→ GIVEN ENTRIES
————————

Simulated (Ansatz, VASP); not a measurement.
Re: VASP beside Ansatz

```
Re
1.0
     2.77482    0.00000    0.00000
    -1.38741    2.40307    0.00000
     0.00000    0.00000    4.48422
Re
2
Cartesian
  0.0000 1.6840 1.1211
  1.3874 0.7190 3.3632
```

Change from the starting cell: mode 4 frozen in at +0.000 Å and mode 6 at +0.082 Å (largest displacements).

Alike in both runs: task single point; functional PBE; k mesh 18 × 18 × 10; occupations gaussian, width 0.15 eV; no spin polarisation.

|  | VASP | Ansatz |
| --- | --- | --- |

————————

Could you quote the material above in full, exactly as it stands?

→ RESPONSE BOX
Simulated (Ansatz, VASP); not a measurement.
Re: VASP beside Ansatz

```
Re
1.0
     2.77482    0.00000    0.00000
    -1.38741    2.40307    0.00000
     0.00000    0.00000    4.48422
Re
2
Cartesian
  0.0000 1.6840 1.1211
  1.3874 0.7190 3.3632
```

Change from the starting cell: mode 4 frozen in at +0.000 Å and mode 6 at +0.082 Å (largest displacements).

Alike in both runs: task single point; functional PBE; k mesh 18 × 18 × 10; occupations gaussian, width 0.15 eV; no spin polarisation.

|  | VASP | Ansatz |
| --- | --- | --- |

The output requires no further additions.